## LISTED ENTRIES
╔══

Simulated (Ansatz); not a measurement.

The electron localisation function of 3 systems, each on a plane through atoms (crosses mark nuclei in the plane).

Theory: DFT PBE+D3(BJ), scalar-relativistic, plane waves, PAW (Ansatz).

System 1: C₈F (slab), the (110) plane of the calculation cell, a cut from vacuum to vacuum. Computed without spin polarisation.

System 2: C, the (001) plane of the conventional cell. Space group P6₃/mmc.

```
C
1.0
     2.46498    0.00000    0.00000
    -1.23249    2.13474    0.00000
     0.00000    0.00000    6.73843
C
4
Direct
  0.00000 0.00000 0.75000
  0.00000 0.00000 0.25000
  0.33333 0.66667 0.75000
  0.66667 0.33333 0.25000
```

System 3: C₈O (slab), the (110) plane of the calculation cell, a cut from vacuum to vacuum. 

╚══

## REQUIREMENT
Write out every entry again so that each line matches the original exactly.

## RESPONSE BOX
Simulated (Ansatz); not a measurement.

The electron localisation function of 3 systems, each on a plane through atoms (crosses mark nuclei in the plane).

Theory: DFT PBE+D3(BJ), scalar-relativistic, plane waves, PAW (Ansatz).

System 1: C₈F (slab), the (110) plane of the calculation cell, a cut from vacuum to vacuum. Computed without spin polarisation.

System 2: C, the (001) plane of the conventional cell. Space group P6₃/mmc.

```
C
1.0
     2.46498    0.00000    0.00000
    -1.23249    2.13474    0.00000
     0.00000    0.00000    6.73843
C
4
Direct
  0.00000 0.00000 0.75000
  0.00000 0.00000 0.25000
  0.33333 0.66667 0.75000
  0.66667 0.33333 0.25000
```

System 3: C₈O (slab), the (110) plane of the calculation cell, a cut from vacuum to vacuum. 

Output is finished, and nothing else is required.